§ Data excerpts:

• • • • •

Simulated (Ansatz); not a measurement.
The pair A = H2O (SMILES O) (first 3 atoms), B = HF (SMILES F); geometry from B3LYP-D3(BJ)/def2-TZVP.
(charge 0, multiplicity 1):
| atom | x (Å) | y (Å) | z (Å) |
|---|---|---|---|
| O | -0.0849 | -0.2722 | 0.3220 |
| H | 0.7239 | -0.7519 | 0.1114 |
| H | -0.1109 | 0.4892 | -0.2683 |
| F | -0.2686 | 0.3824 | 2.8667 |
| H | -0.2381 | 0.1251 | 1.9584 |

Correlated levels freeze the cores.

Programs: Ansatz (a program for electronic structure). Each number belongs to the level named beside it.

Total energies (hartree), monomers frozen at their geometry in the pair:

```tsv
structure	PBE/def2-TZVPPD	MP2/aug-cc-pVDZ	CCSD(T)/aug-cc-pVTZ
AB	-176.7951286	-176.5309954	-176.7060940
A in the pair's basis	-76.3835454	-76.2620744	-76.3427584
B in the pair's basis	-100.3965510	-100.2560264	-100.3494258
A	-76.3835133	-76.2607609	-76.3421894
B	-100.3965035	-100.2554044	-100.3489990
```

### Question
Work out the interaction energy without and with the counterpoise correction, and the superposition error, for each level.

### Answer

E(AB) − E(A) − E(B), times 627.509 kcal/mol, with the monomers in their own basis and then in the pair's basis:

• • • • •

§ Work item:
Beginning with the very first line of the material, please return exactly each line down to and including the one with "0.4892 | -0.2683 |".

§ Expected answer:
Simulated (Ansatz); not a measurement.
The pair A = H2O (SMILES O) (first 3 atoms), B = HF (SMILES F); geometry from B3LYP-D3(BJ)/def2-TZVP.
(charge 0, multiplicity 1):
| atom | x (Å) | y (Å) | z (Å) |
|---|---|---|---|
| O | -0.0849 | -0.2722 | 0.3220 |
| H | 0.7239 | -0.7519 | 0.1114 |
| H | -0.1109 | 0.4892 | -0.2683 |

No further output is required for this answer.